========================================

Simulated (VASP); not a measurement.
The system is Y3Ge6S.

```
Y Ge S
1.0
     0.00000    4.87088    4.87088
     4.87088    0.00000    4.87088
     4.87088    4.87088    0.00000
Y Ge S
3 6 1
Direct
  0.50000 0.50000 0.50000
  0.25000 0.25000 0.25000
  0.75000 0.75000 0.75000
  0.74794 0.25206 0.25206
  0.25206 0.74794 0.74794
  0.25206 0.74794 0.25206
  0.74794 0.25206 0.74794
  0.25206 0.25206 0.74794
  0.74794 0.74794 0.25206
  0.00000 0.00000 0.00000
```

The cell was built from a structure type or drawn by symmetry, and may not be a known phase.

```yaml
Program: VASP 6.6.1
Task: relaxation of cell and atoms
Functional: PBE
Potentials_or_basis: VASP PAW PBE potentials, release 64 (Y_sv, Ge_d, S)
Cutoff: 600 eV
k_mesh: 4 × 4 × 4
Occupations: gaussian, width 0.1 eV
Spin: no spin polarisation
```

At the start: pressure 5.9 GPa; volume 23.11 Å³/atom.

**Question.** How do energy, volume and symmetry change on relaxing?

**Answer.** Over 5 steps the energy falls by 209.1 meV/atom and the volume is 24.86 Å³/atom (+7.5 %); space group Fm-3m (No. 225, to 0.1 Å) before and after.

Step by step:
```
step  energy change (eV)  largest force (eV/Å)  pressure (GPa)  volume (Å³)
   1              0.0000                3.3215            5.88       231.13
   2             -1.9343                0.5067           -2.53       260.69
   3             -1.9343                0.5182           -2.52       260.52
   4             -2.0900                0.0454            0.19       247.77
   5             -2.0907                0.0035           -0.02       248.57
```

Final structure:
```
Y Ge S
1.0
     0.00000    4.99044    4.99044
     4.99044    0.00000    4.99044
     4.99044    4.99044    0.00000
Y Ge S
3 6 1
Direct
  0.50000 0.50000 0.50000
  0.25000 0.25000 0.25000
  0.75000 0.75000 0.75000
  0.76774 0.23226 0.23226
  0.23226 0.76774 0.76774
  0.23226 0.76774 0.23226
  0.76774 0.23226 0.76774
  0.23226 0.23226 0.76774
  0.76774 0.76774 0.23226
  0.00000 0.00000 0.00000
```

========================================

_WORK REQUEST_. Each line from the top of the material above, through the one that contains "change on relaxing?", should be restated word for word.

_TASK OUTPUT_.
Simulated (VASP); not a measurement.
The system is Y3Ge6S.

```
Y Ge S
1.0
     0.00000    4.87088    4.87088
     4.87088    0.00000    4.87088
     4.87088    4.87088    0.00000
Y Ge S
3 6 1
Direct
  0.50000 0.50000 0.50000
  0.25000 0.25000 0.25000
  0.75000 0.75000 0.75000
  0.74794 0.25206 0.25206
  0.25206 0.74794 0.74794
  0.25206 0.74794 0.25206
  0.74794 0.25206 0.74794
  0.25206 0.25206 0.74794
  0.74794 0.74794 0.25206
  0.00000 0.00000 0.00000
```

The cell was built from a structure type or drawn by symmetry, and may not be a known phase.

```yaml
Program: VASP 6.6.1
Task: relaxation of cell and atoms
Functional: PBE
Potentials_or_basis: VASP PAW PBE potentials, release 64 (Y_sv, Ge_d, S)
Cutoff: 600 eV
k_mesh: 4 × 4 × 4
Occupations: gaussian, width 0.1 eV
Spin: no spin polarisation
```

At the start: pressure 5.9 GPa; volume 23.11 Å³/atom.

**Question.** How do energy, volume and symmetry change on relaxing?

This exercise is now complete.